**Work request:**
Retype, without any change, the first line of the records and every line after it through the one containing "Methods: DFT, PBE, PAW".

+-------+

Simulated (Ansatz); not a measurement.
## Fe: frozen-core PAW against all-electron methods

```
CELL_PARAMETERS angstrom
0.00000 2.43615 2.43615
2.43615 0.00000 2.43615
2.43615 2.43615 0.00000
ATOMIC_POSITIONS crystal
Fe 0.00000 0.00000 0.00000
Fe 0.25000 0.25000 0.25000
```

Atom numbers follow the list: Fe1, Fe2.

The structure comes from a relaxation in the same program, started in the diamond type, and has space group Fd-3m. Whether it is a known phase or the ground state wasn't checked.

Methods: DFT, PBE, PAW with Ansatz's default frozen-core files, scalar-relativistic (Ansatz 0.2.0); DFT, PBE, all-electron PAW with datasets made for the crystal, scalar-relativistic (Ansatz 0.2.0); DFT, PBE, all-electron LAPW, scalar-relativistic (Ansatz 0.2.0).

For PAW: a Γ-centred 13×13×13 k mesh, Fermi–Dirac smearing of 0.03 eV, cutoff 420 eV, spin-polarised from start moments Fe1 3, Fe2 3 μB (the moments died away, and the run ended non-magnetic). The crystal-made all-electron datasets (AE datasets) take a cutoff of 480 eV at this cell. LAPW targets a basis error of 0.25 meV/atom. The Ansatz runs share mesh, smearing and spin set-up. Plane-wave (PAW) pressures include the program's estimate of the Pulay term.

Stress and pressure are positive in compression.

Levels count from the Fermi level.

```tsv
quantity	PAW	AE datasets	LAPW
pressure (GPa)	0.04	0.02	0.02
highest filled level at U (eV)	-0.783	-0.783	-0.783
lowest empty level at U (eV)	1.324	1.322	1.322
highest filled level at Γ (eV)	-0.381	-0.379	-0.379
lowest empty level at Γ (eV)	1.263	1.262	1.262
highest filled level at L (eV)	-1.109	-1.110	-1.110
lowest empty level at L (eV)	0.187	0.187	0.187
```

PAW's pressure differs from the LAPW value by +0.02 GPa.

+-------+

**Exercise solution:**
Simulated (Ansatz); not a measurement.
## Fe: frozen-core PAW against all-electron methods

```
CELL_PARAMETERS angstrom
0.00000 2.43615 2.43615
2.43615 0.00000 2.43615
2.43615 2.43615 0.00000
ATOMIC_POSITIONS crystal
Fe 0.00000 0.00000 0.00000
Fe 0.25000 0.25000 0.25000
```

Atom numbers follow the list: Fe1, Fe2.

The structure comes from a relaxation in the same program, started in the diamond type, and has space group Fd-3m. Whether it is a known phase or the ground state wasn't checked.

Methods: DFT, PBE, PAW with Ansatz's default frozen-core files, scalar-relativistic (Ansatz 0.2.0); DFT, PBE, all-electron PAW with datasets made for the crystal, scalar-relativistic (Ansatz 0.2.0); DFT, PBE, all-electron LAPW, scalar-relativistic (Ansatz 0.2.0).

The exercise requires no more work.